• Work item
From the first line of the entries below, reproduce everything exactly through the line with "Program: VASP 6.6.1.", and nothing more.

** Opening Records shown block **

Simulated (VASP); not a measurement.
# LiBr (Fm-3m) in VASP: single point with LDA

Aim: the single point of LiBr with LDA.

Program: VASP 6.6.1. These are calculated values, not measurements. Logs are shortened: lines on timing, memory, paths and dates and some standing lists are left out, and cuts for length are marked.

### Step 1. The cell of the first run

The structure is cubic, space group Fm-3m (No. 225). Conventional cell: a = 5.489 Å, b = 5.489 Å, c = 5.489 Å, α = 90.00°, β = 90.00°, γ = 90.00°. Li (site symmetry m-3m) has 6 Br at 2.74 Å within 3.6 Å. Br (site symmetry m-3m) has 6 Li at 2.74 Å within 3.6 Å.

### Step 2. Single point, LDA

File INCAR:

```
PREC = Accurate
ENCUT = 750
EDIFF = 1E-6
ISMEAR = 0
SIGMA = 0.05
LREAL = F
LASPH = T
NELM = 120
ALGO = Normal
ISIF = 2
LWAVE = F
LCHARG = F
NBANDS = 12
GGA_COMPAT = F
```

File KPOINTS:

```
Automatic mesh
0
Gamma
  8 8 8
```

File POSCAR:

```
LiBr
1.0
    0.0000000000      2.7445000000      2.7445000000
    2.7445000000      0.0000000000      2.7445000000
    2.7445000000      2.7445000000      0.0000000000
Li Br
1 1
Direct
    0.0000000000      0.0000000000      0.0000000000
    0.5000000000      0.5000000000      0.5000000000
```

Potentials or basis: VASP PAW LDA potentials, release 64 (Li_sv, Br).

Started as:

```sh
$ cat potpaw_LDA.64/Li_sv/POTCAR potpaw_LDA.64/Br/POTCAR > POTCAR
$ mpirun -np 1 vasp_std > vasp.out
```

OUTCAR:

** Closing Records shown block **

• Exercise answer
Simulated (VASP); not a measurement.
# LiBr (Fm-3m) in VASP: single point with LDA

Aim: the single point of LiBr with LDA.

Program: VASP 6.6.1. These are calculated values, not measurements. Logs are shortened: lines on timing, memory, paths and dates and some standing lists are left out, and cuts for length are marked.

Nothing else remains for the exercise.